- **Assignment**: Print the records below from the first line through the line containing "Problem. Describe the relaxed structure.", both included, word for word.

- **Source information**:
__________

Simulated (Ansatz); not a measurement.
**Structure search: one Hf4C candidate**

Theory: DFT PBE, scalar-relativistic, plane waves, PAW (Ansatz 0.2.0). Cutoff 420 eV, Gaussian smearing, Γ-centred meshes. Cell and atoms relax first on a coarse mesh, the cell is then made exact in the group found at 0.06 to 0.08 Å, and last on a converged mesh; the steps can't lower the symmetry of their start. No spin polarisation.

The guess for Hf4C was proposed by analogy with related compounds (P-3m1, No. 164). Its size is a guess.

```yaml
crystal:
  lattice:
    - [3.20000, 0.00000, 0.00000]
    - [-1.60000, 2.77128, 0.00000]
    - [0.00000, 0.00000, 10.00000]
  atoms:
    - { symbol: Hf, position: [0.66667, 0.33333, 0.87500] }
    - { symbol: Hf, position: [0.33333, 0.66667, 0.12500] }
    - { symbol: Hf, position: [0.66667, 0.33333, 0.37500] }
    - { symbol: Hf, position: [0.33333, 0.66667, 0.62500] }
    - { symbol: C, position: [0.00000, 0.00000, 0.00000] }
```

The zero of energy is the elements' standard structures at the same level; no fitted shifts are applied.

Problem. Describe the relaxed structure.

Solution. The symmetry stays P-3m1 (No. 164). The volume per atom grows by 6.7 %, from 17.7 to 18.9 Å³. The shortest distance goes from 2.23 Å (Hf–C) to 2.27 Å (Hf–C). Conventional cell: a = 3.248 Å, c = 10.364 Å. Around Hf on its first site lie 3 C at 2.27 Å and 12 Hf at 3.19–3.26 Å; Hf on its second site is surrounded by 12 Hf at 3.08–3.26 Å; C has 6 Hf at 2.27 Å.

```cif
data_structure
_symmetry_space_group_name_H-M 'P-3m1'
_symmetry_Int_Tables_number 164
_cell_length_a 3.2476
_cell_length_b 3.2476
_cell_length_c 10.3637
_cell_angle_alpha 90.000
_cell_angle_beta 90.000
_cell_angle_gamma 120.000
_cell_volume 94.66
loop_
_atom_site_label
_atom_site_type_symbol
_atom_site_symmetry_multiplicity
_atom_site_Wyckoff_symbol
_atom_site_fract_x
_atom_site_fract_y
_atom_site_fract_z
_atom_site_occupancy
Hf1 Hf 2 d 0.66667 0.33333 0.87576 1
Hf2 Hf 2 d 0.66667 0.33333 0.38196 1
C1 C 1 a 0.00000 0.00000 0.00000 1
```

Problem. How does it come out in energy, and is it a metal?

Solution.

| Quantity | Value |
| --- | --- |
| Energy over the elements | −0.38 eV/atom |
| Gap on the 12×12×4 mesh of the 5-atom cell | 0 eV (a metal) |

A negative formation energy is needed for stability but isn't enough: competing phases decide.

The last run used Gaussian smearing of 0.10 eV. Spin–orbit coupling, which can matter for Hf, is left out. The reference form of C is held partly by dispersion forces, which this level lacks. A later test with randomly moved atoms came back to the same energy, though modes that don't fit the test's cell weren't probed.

__________

- **Answer area**:
Simulated (Ansatz); not a measurement.
**Structure search: one Hf4C candidate**

Theory: DFT PBE, scalar-relativistic, plane waves, PAW (Ansatz 0.2.0). Cutoff 420 eV, Gaussian smearing, Γ-centred meshes. Cell and atoms relax first on a coarse mesh, the cell is then made exact in the group found at 0.06 to 0.08 Å, and last on a converged mesh; the steps can't lower the symmetry of their start. No spin polarisation.

The guess for Hf4C was proposed by analogy with related compounds (P-3m1, No. 164). Its size is a guess.

```yaml
crystal:
  lattice:
    - [3.20000, 0.00000, 0.00000]
    - [-1.60000, 2.77128, 0.00000]
    - [0.00000, 0.00000, 10.00000]
  atoms:
    - { symbol: Hf, position: [0.66667, 0.33333, 0.87500] }
    - { symbol: Hf, position: [0.33333, 0.66667, 0.12500] }
    - { symbol: Hf, position: [0.66667, 0.33333, 0.37500] }
    - { symbol: Hf, position: [0.33333, 0.66667, 0.62500] }
    - { symbol: C, position: [0.00000, 0.00000, 0.00000] }
```

The zero of energy is the elements' standard structures at the same level; no fitted shifts are applied.

Problem. Describe the relaxed structure.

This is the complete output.